■ EXTRACTED INFORMATION ■
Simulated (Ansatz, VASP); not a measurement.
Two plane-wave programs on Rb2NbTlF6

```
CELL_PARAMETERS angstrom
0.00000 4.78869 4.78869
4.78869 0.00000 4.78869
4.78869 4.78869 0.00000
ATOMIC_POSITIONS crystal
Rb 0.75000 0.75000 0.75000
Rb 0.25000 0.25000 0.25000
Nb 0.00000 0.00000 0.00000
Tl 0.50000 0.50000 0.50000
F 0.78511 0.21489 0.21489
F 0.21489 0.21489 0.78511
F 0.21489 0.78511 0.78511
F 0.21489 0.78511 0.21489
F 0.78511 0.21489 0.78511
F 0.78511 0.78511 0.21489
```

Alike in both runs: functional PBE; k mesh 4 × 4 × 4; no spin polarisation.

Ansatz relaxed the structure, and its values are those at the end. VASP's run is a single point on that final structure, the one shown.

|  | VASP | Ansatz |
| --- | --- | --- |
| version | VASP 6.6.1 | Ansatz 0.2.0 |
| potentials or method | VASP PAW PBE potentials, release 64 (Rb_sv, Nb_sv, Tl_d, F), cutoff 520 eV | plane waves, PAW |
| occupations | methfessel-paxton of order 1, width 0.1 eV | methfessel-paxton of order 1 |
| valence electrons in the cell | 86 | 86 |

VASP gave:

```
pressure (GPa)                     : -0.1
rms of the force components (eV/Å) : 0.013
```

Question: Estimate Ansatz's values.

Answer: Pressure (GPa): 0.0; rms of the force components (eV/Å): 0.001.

■ WORK INSTRUCTION ■
Each and every entry needs to be repeated exactly.

■ WRITTEN REPLY ■
Simulated (Ansatz, VASP); not a measurement.
Two plane-wave programs on Rb2NbTlF6

```
CELL_PARAMETERS angstrom
0.00000 4.78869 4.78869
4.78869 0.00000 4.78869
4.78869 4.78869 0.00000
ATOMIC_POSITIONS crystal
Rb 0.75000 0.75000 0.75000
Rb 0.25000 0.25000 0.25000
Nb 0.00000 0.00000 0.00000
Tl 0.50000 0.50000 0.50000
F 0.78511 0.21489 0.21489
F 0.21489 0.21489 0.78511
F 0.21489 0.78511 0.78511
F 0.21489 0.78511 0.21489
F 0.78511 0.21489 0.78511
F 0.78511 0.78511 0.21489
```

Alike in both runs: functional PBE; k mesh 4 × 4 × 4; no spin polarisation.

Ansatz relaxed the structure, and its values are those at the end. VASP's run is a single point on that final structure, the one shown.

|  | VASP | Ansatz |
| --- | --- | --- |
| version | VASP 6.6.1 | Ansatz 0.2.0 |
| potentials or method | VASP PAW PBE potentials, release 64 (Rb_sv, Nb_sv, Tl_d, F), cutoff 520 eV | plane waves, PAW |
| occupations | methfessel-paxton of order 1, width 0.1 eV | methfessel-paxton of order 1 |
| valence electrons in the cell | 86 | 86 |

VASP gave:

```
pressure (GPa)                     : -0.1
rms of the force components (eV/Å) : 0.013
```

Question: Estimate Ansatz's values.

Answer: Pressure (GPa): 0.0; rms of the force components (eV/Å): 0.001.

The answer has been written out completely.